§ **Work item**
Output, without alteration, the first line of the entries and each line after it, stopping with the line that contains "With Ansatz's Python interface.".

§ **Information**
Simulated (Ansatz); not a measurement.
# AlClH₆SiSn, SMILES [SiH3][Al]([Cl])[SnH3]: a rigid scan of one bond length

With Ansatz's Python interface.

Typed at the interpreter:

§ **Response box**
Simulated (Ansatz); not a measurement.
# AlClH₆SiSn, SMILES [SiH3][Al]([Cl])[SnH3]: a rigid scan of one bond length

With Ansatz's Python interface.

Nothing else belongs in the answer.